▶ [Action item]
What is needed is an exact retyping of the records below, from the first line through the line that contains "zone-centre phonons, LDA**".

▶ [Excerpted data]
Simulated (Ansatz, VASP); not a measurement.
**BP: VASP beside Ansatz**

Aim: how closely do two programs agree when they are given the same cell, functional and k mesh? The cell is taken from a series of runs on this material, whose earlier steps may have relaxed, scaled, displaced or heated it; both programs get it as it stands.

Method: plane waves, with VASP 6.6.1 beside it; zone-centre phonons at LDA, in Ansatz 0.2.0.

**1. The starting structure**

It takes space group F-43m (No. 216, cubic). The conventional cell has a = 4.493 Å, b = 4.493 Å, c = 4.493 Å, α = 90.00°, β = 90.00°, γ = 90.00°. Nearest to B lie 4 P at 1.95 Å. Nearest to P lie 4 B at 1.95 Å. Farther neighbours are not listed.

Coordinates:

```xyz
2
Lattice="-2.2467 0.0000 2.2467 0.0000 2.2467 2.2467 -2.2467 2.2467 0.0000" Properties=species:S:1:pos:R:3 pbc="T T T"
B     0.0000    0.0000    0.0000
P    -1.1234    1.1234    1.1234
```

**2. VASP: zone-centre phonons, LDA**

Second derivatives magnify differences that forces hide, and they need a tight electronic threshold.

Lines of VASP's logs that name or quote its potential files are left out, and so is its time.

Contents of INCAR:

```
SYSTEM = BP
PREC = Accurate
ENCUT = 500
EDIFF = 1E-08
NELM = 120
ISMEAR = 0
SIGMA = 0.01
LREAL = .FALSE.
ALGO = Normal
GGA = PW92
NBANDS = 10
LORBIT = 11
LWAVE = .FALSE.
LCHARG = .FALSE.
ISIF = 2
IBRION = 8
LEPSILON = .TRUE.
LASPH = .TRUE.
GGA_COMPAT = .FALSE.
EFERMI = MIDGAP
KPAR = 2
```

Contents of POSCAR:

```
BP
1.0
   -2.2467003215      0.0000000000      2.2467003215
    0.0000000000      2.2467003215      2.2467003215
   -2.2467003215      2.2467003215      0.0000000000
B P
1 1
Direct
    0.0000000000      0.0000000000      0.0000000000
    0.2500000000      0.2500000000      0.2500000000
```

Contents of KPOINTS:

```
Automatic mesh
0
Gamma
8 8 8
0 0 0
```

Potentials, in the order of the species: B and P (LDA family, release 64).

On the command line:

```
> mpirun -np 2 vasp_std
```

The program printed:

▶ [Exercise response]
Simulated (Ansatz, VASP); not a measurement.
**BP: VASP beside Ansatz**

Aim: how closely do two programs agree when they are given the same cell, functional and k mesh? The cell is taken from a series of runs on this material, whose earlier steps may have relaxed, scaled, displaced or heated it; both programs get it as it stands.

Method: plane waves, with VASP 6.6.1 beside it; zone-centre phonons at LDA, in Ansatz 0.2.0.

**1. The starting structure**

It takes space group F-43m (No. 216, cubic). The conventional cell has a = 4.493 Å, b = 4.493 Å, c = 4.493 Å, α = 90.00°, β = 90.00°, γ = 90.00°. Nearest to B lie 4 P at 1.95 Å. Nearest to P lie 4 B at 1.95 Å. Farther neighbours are not listed.

Coordinates:

```xyz
2
Lattice="-2.2467 0.0000 2.2467 0.0000 2.2467 2.2467 -2.2467 2.2467 0.0000" Properties=species:S:1:pos:R:3 pbc="T T T"
B     0.0000    0.0000    0.0000
P    -1.1234    1.1234    1.1234
```

**2. VASP: zone-centre phonons, LDA**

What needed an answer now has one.